- Work instruction -
Stopping right after the line with "CaF₂: DFT, LDA, all-electron", please reproduce the material below exactly from its first line.

- Data shown -
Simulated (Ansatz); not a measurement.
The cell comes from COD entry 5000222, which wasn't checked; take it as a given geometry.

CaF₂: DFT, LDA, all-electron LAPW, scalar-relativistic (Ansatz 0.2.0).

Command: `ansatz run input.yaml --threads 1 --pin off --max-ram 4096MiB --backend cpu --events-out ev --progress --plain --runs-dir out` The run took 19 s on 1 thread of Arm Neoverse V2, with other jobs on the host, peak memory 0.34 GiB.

- Task response -
Simulated (Ansatz); not a measurement.
The cell comes from COD entry 5000222, which wasn't checked; take it as a given geometry.

CaF₂: DFT, LDA, all-electron LAPW, scalar-relativistic (Ansatz 0.2.0).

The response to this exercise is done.